ACTION ITEM »
Please print only the top portion of the entries below, ending with the line that contains "Pressure is positive", exactly as written.

--------------------

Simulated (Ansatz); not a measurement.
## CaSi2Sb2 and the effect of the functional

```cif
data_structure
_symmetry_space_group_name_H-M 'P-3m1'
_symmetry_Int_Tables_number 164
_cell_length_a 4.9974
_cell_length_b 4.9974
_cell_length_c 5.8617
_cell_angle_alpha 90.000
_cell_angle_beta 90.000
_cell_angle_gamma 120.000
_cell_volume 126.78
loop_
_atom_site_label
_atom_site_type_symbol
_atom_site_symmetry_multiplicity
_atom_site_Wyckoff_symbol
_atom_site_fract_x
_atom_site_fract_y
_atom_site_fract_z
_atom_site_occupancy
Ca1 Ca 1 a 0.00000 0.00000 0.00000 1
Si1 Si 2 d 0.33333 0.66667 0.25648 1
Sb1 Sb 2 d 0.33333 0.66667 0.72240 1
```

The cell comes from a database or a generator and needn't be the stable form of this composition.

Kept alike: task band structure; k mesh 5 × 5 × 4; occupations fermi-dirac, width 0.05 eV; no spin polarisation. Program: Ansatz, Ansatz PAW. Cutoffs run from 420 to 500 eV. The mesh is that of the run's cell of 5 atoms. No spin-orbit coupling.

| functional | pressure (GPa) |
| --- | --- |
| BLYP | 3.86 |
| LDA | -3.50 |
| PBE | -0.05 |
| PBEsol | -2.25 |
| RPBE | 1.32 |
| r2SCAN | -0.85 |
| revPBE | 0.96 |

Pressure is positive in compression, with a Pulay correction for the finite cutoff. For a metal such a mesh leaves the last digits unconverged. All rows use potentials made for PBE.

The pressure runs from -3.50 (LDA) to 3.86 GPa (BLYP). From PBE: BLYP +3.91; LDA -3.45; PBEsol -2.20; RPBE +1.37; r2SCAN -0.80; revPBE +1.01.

--------------------

RESPONSE AREA »
Simulated (Ansatz); not a measurement.
## CaSi2Sb2 and the effect of the functional

```cif
data_structure
_symmetry_space_group_name_H-M 'P-3m1'
_symmetry_Int_Tables_number 164
_cell_length_a 4.9974
_cell_length_b 4.9974
_cell_length_c 5.8617
_cell_angle_alpha 90.000
_cell_angle_beta 90.000
_cell_angle_gamma 120.000
_cell_volume 126.78
loop_
_atom_site_label
_atom_site_type_symbol
_atom_site_symmetry_multiplicity
_atom_site_Wyckoff_symbol
_atom_site_fract_x
_atom_site_fract_y
_atom_site_fract_z
_atom_site_occupancy
Ca1 Ca 1 a 0.00000 0.00000 0.00000 1
Si1 Si 2 d 0.33333 0.66667 0.25648 1
Sb1 Sb 2 d 0.33333 0.66667 0.72240 1
```

The cell comes from a database or a generator and needn't be the stable form of this composition.

Kept alike: task band structure; k mesh 5 × 5 × 4; occupations fermi-dirac, width 0.05 eV; no spin polarisation. Program: Ansatz, Ansatz PAW. Cutoffs run from 420 to 500 eV. The mesh is that of the run's cell of 5 atoms. No spin-orbit coupling.

| functional | pressure (GPa) |
| --- | --- |
| BLYP | 3.86 |
| LDA | -3.50 |
| PBE | -0.05 |
| PBEsol | -2.25 |
| RPBE | 1.32 |
| r2SCAN | -0.85 |
| revPBE | 0.96 |

Pressure is positive in compression, with a Pulay correction for the finite cutoff. For a metal such a mesh leaves the last digits unconverged. All rows use potentials made for PBE.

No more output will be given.